*** Begin section ***
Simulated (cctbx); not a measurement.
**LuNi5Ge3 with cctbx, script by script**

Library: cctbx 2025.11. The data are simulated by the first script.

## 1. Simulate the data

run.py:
*** End section ***

◆ Activity: What you should do is return the records above exactly, leaving nothing out.

◆ Task result:
Simulated (cctbx); not a measurement.
**LuNi5Ge3 with cctbx, script by script**

Library: cctbx 2025.11. The data are simulated by the first script.

## 1. Simulate the data

run.py:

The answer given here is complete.